* **Work order**
There is material below. Print exactly the lines starting at the line with "Computed with core-valence-separated" and ending at the line with "- 286.4 eV: C1/C3", ends included, and no others.

——
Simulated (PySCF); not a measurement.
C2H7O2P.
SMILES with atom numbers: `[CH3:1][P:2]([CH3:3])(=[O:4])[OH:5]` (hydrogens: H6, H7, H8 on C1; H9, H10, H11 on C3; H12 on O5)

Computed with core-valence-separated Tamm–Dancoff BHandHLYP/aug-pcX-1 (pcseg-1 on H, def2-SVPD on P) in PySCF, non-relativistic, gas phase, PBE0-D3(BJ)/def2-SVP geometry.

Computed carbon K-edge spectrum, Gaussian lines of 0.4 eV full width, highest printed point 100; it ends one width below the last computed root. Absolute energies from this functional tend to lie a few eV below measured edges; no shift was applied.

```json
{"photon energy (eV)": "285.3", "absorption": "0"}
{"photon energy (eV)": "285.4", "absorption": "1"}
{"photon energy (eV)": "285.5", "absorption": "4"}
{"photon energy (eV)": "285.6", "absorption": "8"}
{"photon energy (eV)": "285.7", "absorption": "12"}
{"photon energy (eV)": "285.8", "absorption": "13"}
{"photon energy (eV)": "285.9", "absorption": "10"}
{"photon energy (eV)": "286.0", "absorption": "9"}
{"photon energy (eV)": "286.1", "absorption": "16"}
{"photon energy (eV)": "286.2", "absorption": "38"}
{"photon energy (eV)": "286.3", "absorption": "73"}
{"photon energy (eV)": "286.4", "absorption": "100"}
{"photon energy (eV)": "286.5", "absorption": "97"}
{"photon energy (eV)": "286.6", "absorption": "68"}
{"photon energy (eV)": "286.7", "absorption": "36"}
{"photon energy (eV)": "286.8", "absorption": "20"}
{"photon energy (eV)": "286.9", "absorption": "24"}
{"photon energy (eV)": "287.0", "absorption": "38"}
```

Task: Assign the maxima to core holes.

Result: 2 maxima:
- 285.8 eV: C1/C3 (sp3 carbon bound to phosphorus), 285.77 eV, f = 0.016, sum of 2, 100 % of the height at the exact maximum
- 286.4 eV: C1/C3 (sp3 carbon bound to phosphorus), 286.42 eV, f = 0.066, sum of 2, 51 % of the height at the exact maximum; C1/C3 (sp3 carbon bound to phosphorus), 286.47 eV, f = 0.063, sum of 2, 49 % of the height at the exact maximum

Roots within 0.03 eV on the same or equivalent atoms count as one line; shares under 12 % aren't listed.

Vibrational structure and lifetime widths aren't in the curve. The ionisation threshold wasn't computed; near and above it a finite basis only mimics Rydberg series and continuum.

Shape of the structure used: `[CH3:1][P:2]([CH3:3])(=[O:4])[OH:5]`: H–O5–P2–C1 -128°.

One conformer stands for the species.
——

* **Exercise output**
Computed with core-valence-separated Tamm–Dancoff BHandHLYP/aug-pcX-1 (pcseg-1 on H, def2-SVPD on P) in PySCF, non-relativistic, gas phase, PBE0-D3(BJ)/def2-SVP geometry.

Computed carbon K-edge spectrum, Gaussian lines of 0.4 eV full width, highest printed point 100; it ends one width below the last computed root. Absolute energies from this functional tend to lie a few eV below measured edges; no shift was applied.

```json
{"photon energy (eV)": "285.3", "absorption": "0"}
{"photon energy (eV)": "285.4", "absorption": "1"}
{"photon energy (eV)": "285.5", "absorption": "4"}
{"photon energy (eV)": "285.6", "absorption": "8"}
{"photon energy (eV)": "285.7", "absorption": "12"}
{"photon energy (eV)": "285.8", "absorption": "13"}
{"photon energy (eV)": "285.9", "absorption": "10"}
{"photon energy (eV)": "286.0", "absorption": "9"}
{"photon energy (eV)": "286.1", "absorption": "16"}
{"photon energy (eV)": "286.2", "absorption": "38"}
{"photon energy (eV)": "286.3", "absorption": "73"}
{"photon energy (eV)": "286.4", "absorption": "100"}
{"photon energy (eV)": "286.5", "absorption": "97"}
{"photon energy (eV)": "286.6", "absorption": "68"}
{"photon energy (eV)": "286.7", "absorption": "36"}
{"photon energy (eV)": "286.8", "absorption": "20"}
{"photon energy (eV)": "286.9", "absorption": "24"}
{"photon energy (eV)": "287.0", "absorption": "38"}
```

Task: Assign the maxima to core holes.

Result: 2 maxima:
- 285.8 eV: C1/C3 (sp3 carbon bound to phosphorus), 285.77 eV, f = 0.016, sum of 2, 100 % of the height at the exact maximum
- 286.4 eV: C1/C3 (sp3 carbon bound to phosphorus), 286.42 eV, f = 0.066, sum of 2, 51 % of the height at the exact maximum; C1/C3 (sp3 carbon bound to phosphorus), 286.47 eV, f = 0.063, sum of 2, 49 % of the height at the exact maximum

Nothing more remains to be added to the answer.